*ENTRIES PROVIDED:*
┌──
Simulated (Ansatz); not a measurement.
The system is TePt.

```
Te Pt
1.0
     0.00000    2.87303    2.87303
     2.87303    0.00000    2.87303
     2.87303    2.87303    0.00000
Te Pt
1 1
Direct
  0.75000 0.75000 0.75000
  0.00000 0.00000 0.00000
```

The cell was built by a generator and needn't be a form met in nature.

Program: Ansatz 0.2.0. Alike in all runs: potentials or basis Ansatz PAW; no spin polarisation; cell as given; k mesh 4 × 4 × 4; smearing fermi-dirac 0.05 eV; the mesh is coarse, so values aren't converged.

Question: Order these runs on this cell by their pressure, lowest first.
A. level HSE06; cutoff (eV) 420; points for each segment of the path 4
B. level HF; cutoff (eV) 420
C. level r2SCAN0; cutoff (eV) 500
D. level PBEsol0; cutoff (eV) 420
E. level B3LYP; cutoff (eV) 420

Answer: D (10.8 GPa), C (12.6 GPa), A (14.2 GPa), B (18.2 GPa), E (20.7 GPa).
└──

*ASSIGNMENT:*
The records above should all be quoted exactly, please.

*REPLY:*
Simulated (Ansatz); not a measurement.
The system is TePt.

```
Te Pt
1.0
     0.00000    2.87303    2.87303
     2.87303    0.00000    2.87303
     2.87303    2.87303    0.00000
Te Pt
1 1
Direct
  0.75000 0.75000 0.75000
  0.00000 0.00000 0.00000
```

The cell was built by a generator and needn't be a form met in nature.

Program: Ansatz 0.2.0. Alike in all runs: potentials or basis Ansatz PAW; no spin polarisation; cell as given; k mesh 4 × 4 × 4; smearing fermi-dirac 0.05 eV; the mesh is coarse, so values aren't converged.

Question: Order these runs on this cell by their pressure, lowest first.
A. level HSE06; cutoff (eV) 420; points for each segment of the path 4
B. level HF; cutoff (eV) 420
C. level r2SCAN0; cutoff (eV) 500
D. level PBEsol0; cutoff (eV) 420
E. level B3LYP; cutoff (eV) 420

Answer: D (10.8 GPa), C (12.6 GPa), A (14.2 GPa), B (18.2 GPa), E (20.7 GPa).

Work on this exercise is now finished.